[Start of Attachment]
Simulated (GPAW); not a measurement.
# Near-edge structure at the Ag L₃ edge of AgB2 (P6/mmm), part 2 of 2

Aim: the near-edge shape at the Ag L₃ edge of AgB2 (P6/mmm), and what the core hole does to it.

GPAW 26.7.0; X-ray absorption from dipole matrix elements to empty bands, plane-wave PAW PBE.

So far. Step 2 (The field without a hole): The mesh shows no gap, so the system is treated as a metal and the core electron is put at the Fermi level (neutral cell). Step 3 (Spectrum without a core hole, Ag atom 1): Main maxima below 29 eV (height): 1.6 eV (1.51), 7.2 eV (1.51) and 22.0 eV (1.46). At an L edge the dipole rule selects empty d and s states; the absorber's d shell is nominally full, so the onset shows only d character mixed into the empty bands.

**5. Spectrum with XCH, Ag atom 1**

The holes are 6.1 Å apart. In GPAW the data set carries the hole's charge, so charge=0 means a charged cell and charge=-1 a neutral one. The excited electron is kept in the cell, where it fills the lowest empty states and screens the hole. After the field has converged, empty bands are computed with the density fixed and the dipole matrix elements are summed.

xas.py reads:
[End of Attachment]

** ACTION ITEM **
If a line comes after the one with "GPAW 26.7.0; X-ray", leave it out; reproduce exactly every line of the material from the first up to and including that one.

** TASK RESPONSE **
Simulated (GPAW); not a measurement.
# Near-edge structure at the Ag L₃ edge of AgB2 (P6/mmm), part 2 of 2

Aim: the near-edge shape at the Ag L₃ edge of AgB2 (P6/mmm), and what the core hole does to it.

GPAW 26.7.0; X-ray absorption from dipole matrix elements to empty bands, plane-wave PAW PBE.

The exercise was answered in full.